# # # #
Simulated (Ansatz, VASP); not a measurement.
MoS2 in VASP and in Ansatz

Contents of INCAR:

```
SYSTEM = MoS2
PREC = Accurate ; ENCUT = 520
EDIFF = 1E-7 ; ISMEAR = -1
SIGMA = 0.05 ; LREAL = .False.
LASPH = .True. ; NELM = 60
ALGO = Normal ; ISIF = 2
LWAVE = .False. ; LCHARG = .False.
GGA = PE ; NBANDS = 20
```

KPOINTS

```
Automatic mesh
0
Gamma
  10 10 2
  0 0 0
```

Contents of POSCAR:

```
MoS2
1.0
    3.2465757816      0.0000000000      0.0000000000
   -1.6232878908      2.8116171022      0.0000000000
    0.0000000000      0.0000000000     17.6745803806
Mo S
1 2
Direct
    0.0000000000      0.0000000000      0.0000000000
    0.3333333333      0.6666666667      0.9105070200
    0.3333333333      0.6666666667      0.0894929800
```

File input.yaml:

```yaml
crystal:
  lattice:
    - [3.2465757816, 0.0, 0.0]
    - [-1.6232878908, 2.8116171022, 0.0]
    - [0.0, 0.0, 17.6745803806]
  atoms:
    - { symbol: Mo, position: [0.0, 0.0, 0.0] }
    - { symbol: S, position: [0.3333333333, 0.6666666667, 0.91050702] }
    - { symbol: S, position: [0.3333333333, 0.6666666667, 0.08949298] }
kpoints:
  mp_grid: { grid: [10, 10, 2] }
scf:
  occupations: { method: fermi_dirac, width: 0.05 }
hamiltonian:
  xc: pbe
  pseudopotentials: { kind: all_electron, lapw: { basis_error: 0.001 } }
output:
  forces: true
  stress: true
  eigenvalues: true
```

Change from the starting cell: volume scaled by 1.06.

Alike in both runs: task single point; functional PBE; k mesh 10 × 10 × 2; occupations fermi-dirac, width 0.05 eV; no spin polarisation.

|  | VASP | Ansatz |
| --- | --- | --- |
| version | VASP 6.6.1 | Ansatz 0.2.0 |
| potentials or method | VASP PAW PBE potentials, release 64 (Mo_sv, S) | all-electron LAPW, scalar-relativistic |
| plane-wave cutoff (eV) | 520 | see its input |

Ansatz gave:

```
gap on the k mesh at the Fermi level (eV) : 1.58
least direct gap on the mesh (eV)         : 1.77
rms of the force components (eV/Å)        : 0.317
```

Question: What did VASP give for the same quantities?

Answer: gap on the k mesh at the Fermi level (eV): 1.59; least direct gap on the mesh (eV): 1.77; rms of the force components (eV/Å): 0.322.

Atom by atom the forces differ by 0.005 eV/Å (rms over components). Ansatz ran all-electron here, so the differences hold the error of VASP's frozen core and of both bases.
# # # #

EXERCISE: Where the listing above reaches the line that contains "Question: What did", start retyping, and finish with the line that contains "Answer: gap on"; reproduce those lines exactly and no others.

TASK RESULT:
Question: What did VASP give for the same quantities?

Answer: gap on the k mesh at the Fermi level (eV): 1.59; least direct gap on the mesh (eV): 1.77; rms of the force components (eV/Å): 0.322.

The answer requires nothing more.